Brief: The full listing is to be written out again, unchanged.

Segment Start: Records shown

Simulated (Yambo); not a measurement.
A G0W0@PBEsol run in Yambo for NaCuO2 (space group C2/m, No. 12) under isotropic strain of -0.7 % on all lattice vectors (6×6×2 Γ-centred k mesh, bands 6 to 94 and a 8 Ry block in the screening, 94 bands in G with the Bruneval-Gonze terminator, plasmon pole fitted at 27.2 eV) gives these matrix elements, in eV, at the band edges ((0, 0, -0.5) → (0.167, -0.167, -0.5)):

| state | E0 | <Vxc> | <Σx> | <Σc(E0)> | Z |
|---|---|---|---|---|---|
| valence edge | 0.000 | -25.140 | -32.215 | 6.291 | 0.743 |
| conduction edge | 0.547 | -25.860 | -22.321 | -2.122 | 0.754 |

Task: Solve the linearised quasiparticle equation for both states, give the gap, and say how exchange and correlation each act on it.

Segment End: Records shown

Result:
Simulated (Yambo); not a measurement.
A G0W0@PBEsol run in Yambo for NaCuO2 (space group C2/m, No. 12) under isotropic strain of -0.7 % on all lattice vectors (6×6×2 Γ-centred k mesh, bands 6 to 94 and a 8 Ry block in the screening, 94 bands in G with the Bruneval-Gonze terminator, plasmon pole fitted at 27.2 eV) gives these matrix elements, in eV, at the band edges ((0, 0, -0.5) → (0.167, -0.167, -0.5)):

| state | E0 | <Vxc> | <Σx> | <Σc(E0)> | Z |
|---|---|---|---|---|---|
| valence edge | 0.000 | -25.140 | -32.215 | 6.291 | 0.743 |
| conduction edge | 0.547 | -25.860 | -22.321 | -2.122 | 0.754 |

Task: Solve the linearised quasiparticle equation for both states, give the gap, and say how exchange and correlation each act on it.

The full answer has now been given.